******************************

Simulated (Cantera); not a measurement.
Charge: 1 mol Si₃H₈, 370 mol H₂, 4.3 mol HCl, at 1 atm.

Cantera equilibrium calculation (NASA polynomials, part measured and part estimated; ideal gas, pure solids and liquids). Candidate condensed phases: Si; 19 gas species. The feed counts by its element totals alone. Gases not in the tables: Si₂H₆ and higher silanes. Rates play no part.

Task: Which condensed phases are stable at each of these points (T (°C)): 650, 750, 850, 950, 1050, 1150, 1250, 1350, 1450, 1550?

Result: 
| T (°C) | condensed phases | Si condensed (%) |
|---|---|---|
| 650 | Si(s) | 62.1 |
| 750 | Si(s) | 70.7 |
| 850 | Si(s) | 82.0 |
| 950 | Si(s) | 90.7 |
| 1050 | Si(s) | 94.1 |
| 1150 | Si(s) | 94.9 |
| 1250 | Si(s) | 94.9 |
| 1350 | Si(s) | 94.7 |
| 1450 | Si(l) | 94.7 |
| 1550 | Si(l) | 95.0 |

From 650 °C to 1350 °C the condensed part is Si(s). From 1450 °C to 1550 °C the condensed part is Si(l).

******************************

§ Task item
Everything above from the line containing "Si(s) | 94.7 |" down to the line containing "Si(l) | 95.0 |" should be copied exactly, both end lines included, and nothing else.

§ Result
| 1350 | Si(s) | 94.7 |
| 1450 | Si(l) | 94.7 |
| 1550 | Si(l) | 95.0 |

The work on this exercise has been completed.